• **REQUIRED ACTION**
The answer must be the full listing, reproduced without any change.

• **DATA SUPPLIED**
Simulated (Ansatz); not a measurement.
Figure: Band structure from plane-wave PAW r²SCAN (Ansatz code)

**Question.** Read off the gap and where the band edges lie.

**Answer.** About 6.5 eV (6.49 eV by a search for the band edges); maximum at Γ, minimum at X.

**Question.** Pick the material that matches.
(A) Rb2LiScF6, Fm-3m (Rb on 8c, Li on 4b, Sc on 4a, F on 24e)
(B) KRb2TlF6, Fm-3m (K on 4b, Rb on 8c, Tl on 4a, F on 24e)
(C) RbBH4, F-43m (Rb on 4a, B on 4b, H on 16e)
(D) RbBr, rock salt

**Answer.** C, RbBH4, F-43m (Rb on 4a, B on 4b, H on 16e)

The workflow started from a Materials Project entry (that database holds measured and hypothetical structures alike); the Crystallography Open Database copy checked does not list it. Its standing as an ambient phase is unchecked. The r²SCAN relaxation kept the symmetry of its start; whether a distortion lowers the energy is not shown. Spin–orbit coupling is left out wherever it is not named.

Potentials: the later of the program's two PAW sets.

• **TASK OUTPUT**
Simulated (Ansatz); not a measurement.
Figure: Band structure from plane-wave PAW r²SCAN (Ansatz code)

**Question.** Read off the gap and where the band edges lie.

**Answer.** About 6.5 eV (6.49 eV by a search for the band edges); maximum at Γ, minimum at X.

**Question.** Pick the material that matches.
(A) Rb2LiScF6, Fm-3m (Rb on 8c, Li on 4b, Sc on 4a, F on 24e)
(B) KRb2TlF6, Fm-3m (K on 4b, Rb on 8c, Tl on 4a, F on 24e)
(C) RbBH4, F-43m (Rb on 4a, B on 4b, H on 16e)
(D) RbBr, rock salt

**Answer.** C, RbBH4, F-43m (Rb on 4a, B on 4b, H on 16e)

The workflow started from a Materials Project entry (that database holds measured and hypothetical structures alike); the Crystallography Open Database copy checked does not list it. Its standing as an ambient phase is unchecked. The r²SCAN relaxation kept the symmetry of its start; whether a distortion lowers the energy is not shown. Spin–orbit coupling is left out wherever it is not named.

Potentials: the later of the program's two PAW sets.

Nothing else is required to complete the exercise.